_Work instruction_
Please copy exactly the lines that run from the start of the entries to the line containing "Caveats: the atomic", inclusive.

_Given entries_
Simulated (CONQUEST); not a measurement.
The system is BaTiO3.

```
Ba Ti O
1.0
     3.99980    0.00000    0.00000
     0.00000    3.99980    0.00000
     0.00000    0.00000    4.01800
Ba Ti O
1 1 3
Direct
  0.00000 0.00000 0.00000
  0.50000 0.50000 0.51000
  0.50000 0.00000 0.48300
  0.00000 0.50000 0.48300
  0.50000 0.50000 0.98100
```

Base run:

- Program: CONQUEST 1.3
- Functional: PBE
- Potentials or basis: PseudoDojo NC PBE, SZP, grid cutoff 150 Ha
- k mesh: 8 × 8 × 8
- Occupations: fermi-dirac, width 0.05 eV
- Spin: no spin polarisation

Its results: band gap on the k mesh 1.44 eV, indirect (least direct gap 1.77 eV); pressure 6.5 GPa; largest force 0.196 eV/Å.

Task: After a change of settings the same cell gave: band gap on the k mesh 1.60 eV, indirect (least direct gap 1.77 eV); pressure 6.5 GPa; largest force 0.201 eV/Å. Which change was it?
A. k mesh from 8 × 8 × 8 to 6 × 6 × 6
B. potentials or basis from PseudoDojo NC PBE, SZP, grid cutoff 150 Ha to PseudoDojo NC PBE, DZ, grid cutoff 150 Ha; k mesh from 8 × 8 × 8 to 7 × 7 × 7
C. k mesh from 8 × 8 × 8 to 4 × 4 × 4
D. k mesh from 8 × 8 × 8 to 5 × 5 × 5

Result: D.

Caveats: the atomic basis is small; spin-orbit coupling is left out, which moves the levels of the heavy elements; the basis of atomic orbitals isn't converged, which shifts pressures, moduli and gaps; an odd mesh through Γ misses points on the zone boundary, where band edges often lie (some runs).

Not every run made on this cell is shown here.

_Written response_
Simulated (CONQUEST); not a measurement.
The system is BaTiO3.

```
Ba Ti O
1.0
     3.99980    0.00000    0.00000
     0.00000    3.99980    0.00000
     0.00000    0.00000    4.01800
Ba Ti O
1 1 3
Direct
  0.00000 0.00000 0.00000
  0.50000 0.50000 0.51000
  0.50000 0.00000 0.48300
  0.00000 0.50000 0.48300
  0.50000 0.50000 0.98100
```

Base run:

- Program: CONQUEST 1.3
- Functional: PBE
- Potentials or basis: PseudoDojo NC PBE, SZP, grid cutoff 150 Ha
- k mesh: 8 × 8 × 8
- Occupations: fermi-dirac, width 0.05 eV
- Spin: no spin polarisation

Its results: band gap on the k mesh 1.44 eV, indirect (least direct gap 1.77 eV); pressure 6.5 GPa; largest force 0.196 eV/Å.

Task: After a change of settings the same cell gave: band gap on the k mesh 1.60 eV, indirect (least direct gap 1.77 eV); pressure 6.5 GPa; largest force 0.201 eV/Å. Which change was it?
A. k mesh from 8 × 8 × 8 to 6 × 6 × 6
B. potentials or basis from PseudoDojo NC PBE, SZP, grid cutoff 150 Ha to PseudoDojo NC PBE, DZ, grid cutoff 150 Ha; k mesh from 8 × 8 × 8 to 7 × 7 × 7
C. k mesh from 8 × 8 × 8 to 4 × 4 × 4
D. k mesh from 8 × 8 × 8 to 5 × 5 × 5

Result: D.

Caveats: the atomic basis is small; spin-orbit coupling is left out, which moves the levels of the heavy elements; the basis of atomic orbitals isn't converged, which shifts pressures, moduli and gaps; an odd mesh through Γ misses points on the zone boundary, where band edges often lie (some runs).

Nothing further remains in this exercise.